• WORK TASK:
Print every line of the data exactly as shown.

Start of Block

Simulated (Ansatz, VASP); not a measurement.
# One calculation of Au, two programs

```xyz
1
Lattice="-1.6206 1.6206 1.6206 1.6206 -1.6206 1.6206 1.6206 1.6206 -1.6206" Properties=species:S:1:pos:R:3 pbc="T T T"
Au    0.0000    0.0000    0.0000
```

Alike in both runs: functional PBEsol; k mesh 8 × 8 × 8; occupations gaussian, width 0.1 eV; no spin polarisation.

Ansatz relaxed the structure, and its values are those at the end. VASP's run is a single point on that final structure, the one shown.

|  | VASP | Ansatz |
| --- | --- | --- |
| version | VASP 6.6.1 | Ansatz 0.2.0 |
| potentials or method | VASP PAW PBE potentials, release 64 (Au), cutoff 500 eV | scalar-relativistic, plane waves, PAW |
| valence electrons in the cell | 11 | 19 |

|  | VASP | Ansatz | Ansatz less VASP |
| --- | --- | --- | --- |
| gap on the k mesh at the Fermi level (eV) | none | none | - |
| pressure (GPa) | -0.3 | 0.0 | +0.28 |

End of Block

• EXERCISE ANSWER:
Simulated (Ansatz, VASP); not a measurement.
# One calculation of Au, two programs

```xyz
1
Lattice="-1.6206 1.6206 1.6206 1.6206 -1.6206 1.6206 1.6206 1.6206 -1.6206" Properties=species:S:1:pos:R:3 pbc="T T T"
Au    0.0000    0.0000    0.0000
```

Alike in both runs: functional PBEsol; k mesh 8 × 8 × 8; occupations gaussian, width 0.1 eV; no spin polarisation.

Ansatz relaxed the structure, and its values are those at the end. VASP's run is a single point on that final structure, the one shown.

|  | VASP | Ansatz |
| --- | --- | --- |
| version | VASP 6.6.1 | Ansatz 0.2.0 |
| potentials or method | VASP PAW PBE potentials, release 64 (Au), cutoff 500 eV | scalar-relativistic, plane waves, PAW |
| valence electrons in the cell | 11 | 19 |

|  | VASP | Ansatz | Ansatz less VASP |
| --- | --- | --- | --- |
| gap on the k mesh at the Fermi level (eV) | none | none | - |
| pressure (GPa) | -0.3 | 0.0 | +0.28 |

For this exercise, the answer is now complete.